◇ ◇ ◇
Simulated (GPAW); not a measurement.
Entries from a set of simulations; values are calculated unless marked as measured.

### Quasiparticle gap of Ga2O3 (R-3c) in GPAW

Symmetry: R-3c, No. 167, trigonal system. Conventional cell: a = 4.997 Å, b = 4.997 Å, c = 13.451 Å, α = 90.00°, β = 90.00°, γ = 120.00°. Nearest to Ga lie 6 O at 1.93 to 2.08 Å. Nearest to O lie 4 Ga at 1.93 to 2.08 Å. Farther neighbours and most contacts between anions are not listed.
◇ ◇ ◇

WORK REQUEST
Set out the complete listing exactly as shown.

WRITTEN REPLY
Simulated (GPAW); not a measurement.
Entries from a set of simulations; values are calculated unless marked as measured.

### Quasiparticle gap of Ga2O3 (R-3c) in GPAW

Symmetry: R-3c, No. 167, trigonal system. Conventional cell: a = 4.997 Å, b = 4.997 Å, c = 13.451 Å, α = 90.00°, β = 90.00°, γ = 120.00°. Nearest to Ga lie 6 O at 1.93 to 2.08 Å. Nearest to O lie 4 Ga at 1.93 to 2.08 Å. Farther neighbours and most contacts between anions are not listed.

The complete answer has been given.